┄┄┄┄┄┄┄┄┄┄┄┄┄┄┄┄┄┄┄┄
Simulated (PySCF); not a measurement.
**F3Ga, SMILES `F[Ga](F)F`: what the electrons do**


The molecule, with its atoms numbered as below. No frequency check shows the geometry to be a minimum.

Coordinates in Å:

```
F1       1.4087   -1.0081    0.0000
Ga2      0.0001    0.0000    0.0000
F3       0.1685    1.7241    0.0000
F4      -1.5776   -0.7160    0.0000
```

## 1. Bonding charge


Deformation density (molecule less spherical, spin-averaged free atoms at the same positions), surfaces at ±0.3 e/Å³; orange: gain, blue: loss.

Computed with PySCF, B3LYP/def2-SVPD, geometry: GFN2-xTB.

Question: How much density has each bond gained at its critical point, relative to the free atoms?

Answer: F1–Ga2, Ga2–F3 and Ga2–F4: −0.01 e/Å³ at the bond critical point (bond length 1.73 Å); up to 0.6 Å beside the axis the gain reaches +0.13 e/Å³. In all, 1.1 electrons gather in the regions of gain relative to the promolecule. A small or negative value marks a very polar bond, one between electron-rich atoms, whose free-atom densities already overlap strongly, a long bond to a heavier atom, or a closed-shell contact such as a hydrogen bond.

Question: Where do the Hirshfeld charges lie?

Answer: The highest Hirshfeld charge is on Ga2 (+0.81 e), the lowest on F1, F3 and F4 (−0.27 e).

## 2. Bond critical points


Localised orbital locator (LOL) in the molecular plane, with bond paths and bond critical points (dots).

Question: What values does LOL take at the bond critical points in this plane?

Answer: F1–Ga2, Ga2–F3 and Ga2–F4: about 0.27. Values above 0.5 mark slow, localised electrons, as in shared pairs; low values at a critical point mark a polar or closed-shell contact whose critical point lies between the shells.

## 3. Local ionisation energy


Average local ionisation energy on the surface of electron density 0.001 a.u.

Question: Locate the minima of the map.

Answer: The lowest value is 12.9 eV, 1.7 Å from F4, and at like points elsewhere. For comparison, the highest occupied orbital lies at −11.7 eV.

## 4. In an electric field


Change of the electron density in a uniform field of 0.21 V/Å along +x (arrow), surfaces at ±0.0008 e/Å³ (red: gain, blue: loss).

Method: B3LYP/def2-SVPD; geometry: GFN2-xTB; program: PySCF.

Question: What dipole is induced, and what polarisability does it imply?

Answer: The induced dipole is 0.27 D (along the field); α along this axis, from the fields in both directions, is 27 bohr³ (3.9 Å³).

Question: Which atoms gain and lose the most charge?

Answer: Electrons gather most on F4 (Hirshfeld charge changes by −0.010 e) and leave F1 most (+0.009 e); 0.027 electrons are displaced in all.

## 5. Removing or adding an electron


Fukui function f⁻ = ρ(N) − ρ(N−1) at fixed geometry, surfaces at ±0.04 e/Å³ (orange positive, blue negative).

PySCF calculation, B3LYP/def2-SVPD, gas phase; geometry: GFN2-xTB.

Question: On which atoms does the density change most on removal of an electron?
┄┄┄┄┄┄┄┄┄┄┄┄┄┄┄┄┄┄┄┄

[Required action]
Ending with the line containing "Question: How much", please print exactly the lines of the material above from its first line onward, and nothing else.

[Worked solution]
Simulated (PySCF); not a measurement.
**F3Ga, SMILES `F[Ga](F)F`: what the electrons do**


The molecule, with its atoms numbered as below. No frequency check shows the geometry to be a minimum.

Coordinates in Å:

```
F1       1.4087   -1.0081    0.0000
Ga2      0.0001    0.0000    0.0000
F3       0.1685    1.7241    0.0000
F4      -1.5776   -0.7160    0.0000
```

## 1. Bonding charge


Deformation density (molecule less spherical, spin-averaged free atoms at the same positions), surfaces at ±0.3 e/Å³; orange: gain, blue: loss.

Computed with PySCF, B3LYP/def2-SVPD, geometry: GFN2-xTB.

Question: How much density has each bond gained at its critical point, relative to the free atoms?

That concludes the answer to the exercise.